§ Action item
Give back exactly the lines of the entries below from the line with "-2.82 | -1.92 | -1.94 |" to the line with "0.88 | -0.25 | 0.35 |", inclusive, and only those.

[Entries shown Boundary: Start]

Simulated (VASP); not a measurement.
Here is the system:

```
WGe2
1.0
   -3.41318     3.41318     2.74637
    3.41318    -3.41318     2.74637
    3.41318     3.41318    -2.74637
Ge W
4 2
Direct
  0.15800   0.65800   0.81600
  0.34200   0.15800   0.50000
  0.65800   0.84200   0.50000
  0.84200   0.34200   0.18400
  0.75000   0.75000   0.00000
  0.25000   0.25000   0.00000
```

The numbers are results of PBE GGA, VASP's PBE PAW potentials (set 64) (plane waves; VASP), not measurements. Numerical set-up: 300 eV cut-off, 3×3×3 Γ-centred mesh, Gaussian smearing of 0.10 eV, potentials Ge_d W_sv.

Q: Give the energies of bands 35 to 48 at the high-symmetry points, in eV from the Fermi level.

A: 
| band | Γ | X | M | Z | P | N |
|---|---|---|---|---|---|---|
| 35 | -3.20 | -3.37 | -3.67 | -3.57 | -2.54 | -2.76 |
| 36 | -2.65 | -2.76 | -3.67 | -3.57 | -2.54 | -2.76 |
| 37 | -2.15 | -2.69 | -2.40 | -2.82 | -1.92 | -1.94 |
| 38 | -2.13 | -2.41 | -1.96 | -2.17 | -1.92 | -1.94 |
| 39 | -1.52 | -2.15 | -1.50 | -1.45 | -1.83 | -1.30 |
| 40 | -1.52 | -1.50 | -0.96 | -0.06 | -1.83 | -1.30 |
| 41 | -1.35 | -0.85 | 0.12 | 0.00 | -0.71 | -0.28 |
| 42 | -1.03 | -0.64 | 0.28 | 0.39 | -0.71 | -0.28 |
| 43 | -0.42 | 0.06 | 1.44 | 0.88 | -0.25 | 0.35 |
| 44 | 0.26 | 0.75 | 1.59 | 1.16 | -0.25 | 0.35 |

[Entries shown Boundary: End]

§ Response
| 37 | -2.15 | -2.69 | -2.40 | -2.82 | -1.92 | -1.94 |
| 38 | -2.13 | -2.41 | -1.96 | -2.17 | -1.92 | -1.94 |
| 39 | -1.52 | -2.15 | -1.50 | -1.45 | -1.83 | -1.30 |
| 40 | -1.52 | -1.50 | -0.96 | -0.06 | -1.83 | -1.30 |
| 41 | -1.35 | -0.85 | 0.12 | 0.00 | -0.71 | -0.28 |
| 42 | -1.03 | -0.64 | 0.28 | 0.39 | -0.71 | -0.28 |
| 43 | -0.42 | 0.06 | 1.44 | 0.88 | -0.25 | 0.35 |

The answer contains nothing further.